• MATERIAL SUPPLIED:
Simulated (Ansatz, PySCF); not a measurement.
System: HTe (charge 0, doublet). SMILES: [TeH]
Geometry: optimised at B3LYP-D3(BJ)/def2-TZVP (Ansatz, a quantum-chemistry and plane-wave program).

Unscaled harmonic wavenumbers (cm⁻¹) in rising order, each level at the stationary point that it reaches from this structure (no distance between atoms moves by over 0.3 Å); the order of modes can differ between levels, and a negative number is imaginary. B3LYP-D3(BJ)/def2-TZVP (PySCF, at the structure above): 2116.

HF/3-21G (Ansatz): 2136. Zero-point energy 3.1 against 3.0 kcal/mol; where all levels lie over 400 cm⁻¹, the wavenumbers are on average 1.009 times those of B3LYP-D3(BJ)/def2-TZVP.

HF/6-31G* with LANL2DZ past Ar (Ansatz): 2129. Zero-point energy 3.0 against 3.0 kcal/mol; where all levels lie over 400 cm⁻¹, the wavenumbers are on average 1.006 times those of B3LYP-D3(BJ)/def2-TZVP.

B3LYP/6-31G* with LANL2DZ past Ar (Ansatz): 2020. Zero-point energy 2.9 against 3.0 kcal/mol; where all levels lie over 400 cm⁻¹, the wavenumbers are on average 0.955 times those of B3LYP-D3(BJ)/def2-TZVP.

• WORK INSTRUCTION:
Transcribe all of the material exactly. Omit nothing.

• EXERCISE SOLUTION:
Simulated (Ansatz, PySCF); not a measurement.
System: HTe (charge 0, doublet). SMILES: [TeH]
Geometry: optimised at B3LYP-D3(BJ)/def2-TZVP (Ansatz, a quantum-chemistry and plane-wave program).

Unscaled harmonic wavenumbers (cm⁻¹) in rising order, each level at the stationary point that it reaches from this structure (no distance between atoms moves by over 0.3 Å); the order of modes can differ between levels, and a negative number is imaginary. B3LYP-D3(BJ)/def2-TZVP (PySCF, at the structure above): 2116.

HF/3-21G (Ansatz): 2136. Zero-point energy 3.1 against 3.0 kcal/mol; where all levels lie over 400 cm⁻¹, the wavenumbers are on average 1.009 times those of B3LYP-D3(BJ)/def2-TZVP.

HF/6-31G* with LANL2DZ past Ar (Ansatz): 2129. Zero-point energy 3.0 against 3.0 kcal/mol; where all levels lie over 400 cm⁻¹, the wavenumbers are on average 1.006 times those of B3LYP-D3(BJ)/def2-TZVP.

B3LYP/6-31G* with LANL2DZ past Ar (Ansatz): 2020. Zero-point energy 2.9 against 3.0 kcal/mol; where all levels lie over 400 cm⁻¹, the wavenumbers are on average 0.955 times those of B3LYP-D3(BJ)/def2-TZVP.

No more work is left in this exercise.